WORK REQUEST:
Your task is to copy the stretch of lines in the records below that begins with the line containing "mesh: 6 × 6 × 6" and ends with the line containing "Caveats: the PAW", exactly as written, with nothing added.

RECORDS SHOWN:
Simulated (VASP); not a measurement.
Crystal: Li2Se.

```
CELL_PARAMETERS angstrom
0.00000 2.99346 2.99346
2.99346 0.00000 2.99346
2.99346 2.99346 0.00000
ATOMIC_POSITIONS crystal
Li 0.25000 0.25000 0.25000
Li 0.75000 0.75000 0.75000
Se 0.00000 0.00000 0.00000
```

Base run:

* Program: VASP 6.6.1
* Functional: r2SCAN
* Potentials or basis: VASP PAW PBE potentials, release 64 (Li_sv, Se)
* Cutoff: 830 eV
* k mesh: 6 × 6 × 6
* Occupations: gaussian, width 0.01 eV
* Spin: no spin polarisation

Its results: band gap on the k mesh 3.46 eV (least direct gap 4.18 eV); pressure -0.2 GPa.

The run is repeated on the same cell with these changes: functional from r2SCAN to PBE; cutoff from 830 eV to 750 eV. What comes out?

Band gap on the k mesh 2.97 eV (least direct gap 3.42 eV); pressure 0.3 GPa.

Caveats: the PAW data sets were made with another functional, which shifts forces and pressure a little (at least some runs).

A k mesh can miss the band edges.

EXPECTED ANSWER:
* k mesh: 6 × 6 × 6
* Occupations: gaussian, width 0.01 eV
* Spin: no spin polarisation

Its results: band gap on the k mesh 3.46 eV (least direct gap 4.18 eV); pressure -0.2 GPa.

The run is repeated on the same cell with these changes: functional from r2SCAN to PBE; cutoff from 830 eV to 750 eV. What comes out?

Band gap on the k mesh 2.97 eV (least direct gap 3.42 eV); pressure 0.3 GPa.

Caveats: the PAW data sets were made with another functional, which shifts forces and pressure a little (at least some runs).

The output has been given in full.